Each record should be returned exactly as it is written.

Extracted material section start

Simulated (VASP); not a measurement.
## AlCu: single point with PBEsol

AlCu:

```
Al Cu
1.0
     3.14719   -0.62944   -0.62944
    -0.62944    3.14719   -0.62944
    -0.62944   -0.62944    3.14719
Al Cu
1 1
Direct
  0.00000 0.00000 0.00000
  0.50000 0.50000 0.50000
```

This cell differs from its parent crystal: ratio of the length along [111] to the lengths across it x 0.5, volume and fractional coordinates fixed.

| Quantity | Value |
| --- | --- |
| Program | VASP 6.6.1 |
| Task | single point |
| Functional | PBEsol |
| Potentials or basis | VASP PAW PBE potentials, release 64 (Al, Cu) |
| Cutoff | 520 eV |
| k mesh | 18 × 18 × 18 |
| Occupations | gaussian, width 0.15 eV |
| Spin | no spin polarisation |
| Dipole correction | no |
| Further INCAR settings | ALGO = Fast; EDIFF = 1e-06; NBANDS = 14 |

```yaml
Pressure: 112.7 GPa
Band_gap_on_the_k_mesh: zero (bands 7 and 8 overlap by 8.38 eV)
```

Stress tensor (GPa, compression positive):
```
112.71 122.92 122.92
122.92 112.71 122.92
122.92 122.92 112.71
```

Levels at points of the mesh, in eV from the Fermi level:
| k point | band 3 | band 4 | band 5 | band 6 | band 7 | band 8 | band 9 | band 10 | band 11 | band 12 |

Extracted material section end

▶ [Exercise answer]:
Simulated (VASP); not a measurement.
## AlCu: single point with PBEsol

AlCu:

```
Al Cu
1.0
     3.14719   -0.62944   -0.62944
    -0.62944    3.14719   -0.62944
    -0.62944   -0.62944    3.14719
Al Cu
1 1
Direct
  0.00000 0.00000 0.00000
  0.50000 0.50000 0.50000
```

This cell differs from its parent crystal: ratio of the length along [111] to the lengths across it x 0.5, volume and fractional coordinates fixed.

| Quantity | Value |
| --- | --- |
| Program | VASP 6.6.1 |
| Task | single point |
| Functional | PBEsol |
| Potentials or basis | VASP PAW PBE potentials, release 64 (Al, Cu) |
| Cutoff | 520 eV |
| k mesh | 18 × 18 × 18 |
| Occupations | gaussian, width 0.15 eV |
| Spin | no spin polarisation |
| Dipole correction | no |
| Further INCAR settings | ALGO = Fast; EDIFF = 1e-06; NBANDS = 14 |

```yaml
Pressure: 112.7 GPa
Band_gap_on_the_k_mesh: zero (bands 7 and 8 overlap by 8.38 eV)
```

Stress tensor (GPa, compression positive):
```
112.71 122.92 122.92
122.92 112.71 122.92
122.92 122.92 112.71
```

Levels at points of the mesh, in eV from the Fermi level:
| k point | band 3 | band 4 | band 5 | band 6 | band 7 | band 8 | band 9 | band 10 | band 11 | band 12 |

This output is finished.